→ DATA EXTRACTS:
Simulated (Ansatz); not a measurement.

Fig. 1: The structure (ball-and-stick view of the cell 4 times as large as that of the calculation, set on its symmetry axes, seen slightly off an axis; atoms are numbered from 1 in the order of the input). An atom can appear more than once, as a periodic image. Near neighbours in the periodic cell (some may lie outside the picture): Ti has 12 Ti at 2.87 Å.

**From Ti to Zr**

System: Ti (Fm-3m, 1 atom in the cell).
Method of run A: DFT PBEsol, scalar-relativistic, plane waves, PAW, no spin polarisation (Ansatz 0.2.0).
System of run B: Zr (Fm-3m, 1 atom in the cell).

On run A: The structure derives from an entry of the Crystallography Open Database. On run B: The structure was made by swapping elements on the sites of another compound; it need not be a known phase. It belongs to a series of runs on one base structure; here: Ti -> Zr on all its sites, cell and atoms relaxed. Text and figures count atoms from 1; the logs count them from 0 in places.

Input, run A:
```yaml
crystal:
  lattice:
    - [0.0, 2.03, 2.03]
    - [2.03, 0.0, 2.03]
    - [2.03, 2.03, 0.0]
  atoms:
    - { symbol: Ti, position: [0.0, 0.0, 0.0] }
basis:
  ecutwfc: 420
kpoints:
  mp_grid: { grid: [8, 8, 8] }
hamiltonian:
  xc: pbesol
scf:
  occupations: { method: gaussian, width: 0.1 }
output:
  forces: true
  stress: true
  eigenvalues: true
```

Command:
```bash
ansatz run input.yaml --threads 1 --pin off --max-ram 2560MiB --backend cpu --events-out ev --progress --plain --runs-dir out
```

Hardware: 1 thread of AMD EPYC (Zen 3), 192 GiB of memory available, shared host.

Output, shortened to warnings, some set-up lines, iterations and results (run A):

→ ASSIGNED TASK:
Restate the records, all of them, precisely as written.

→ ANSWER SECTION:
Simulated (Ansatz); not a measurement.

Fig. 1: The structure (ball-and-stick view of the cell 4 times as large as that of the calculation, set on its symmetry axes, seen slightly off an axis; atoms are numbered from 1 in the order of the input). An atom can appear more than once, as a periodic image. Near neighbours in the periodic cell (some may lie outside the picture): Ti has 12 Ti at 2.87 Å.

**From Ti to Zr**

System: Ti (Fm-3m, 1 atom in the cell).
Method of run A: DFT PBEsol, scalar-relativistic, plane waves, PAW, no spin polarisation (Ansatz 0.2.0).
System of run B: Zr (Fm-3m, 1 atom in the cell).

On run A: The structure derives from an entry of the Crystallography Open Database. On run B: The structure was made by swapping elements on the sites of another compound; it need not be a known phase. It belongs to a series of runs on one base structure; here: Ti -> Zr on all its sites, cell and atoms relaxed. Text and figures count atoms from 1; the logs count them from 0 in places.

Input, run A:
```yaml
crystal:
  lattice:
    - [0.0, 2.03, 2.03]
    - [2.03, 0.0, 2.03]
    - [2.03, 2.03, 0.0]
  atoms:
    - { symbol: Ti, position: [0.0, 0.0, 0.0] }
basis:
  ecutwfc: 420
kpoints:
  mp_grid: { grid: [8, 8, 8] }
hamiltonian:
  xc: pbesol
scf:
  occupations: { method: gaussian, width: 0.1 }
output:
  forces: true
  stress: true
  eigenvalues: true
```

Command:
```bash
ansatz run input.yaml --threads 1 --pin off --max-ram 2560MiB --backend cpu --events-out ev --progress --plain --runs-dir out
```

Hardware: 1 thread of AMD EPYC (Zen 3), 192 GiB of memory available, shared host.

Output, shortened to warnings, some set-up lines, iterations and results (run A):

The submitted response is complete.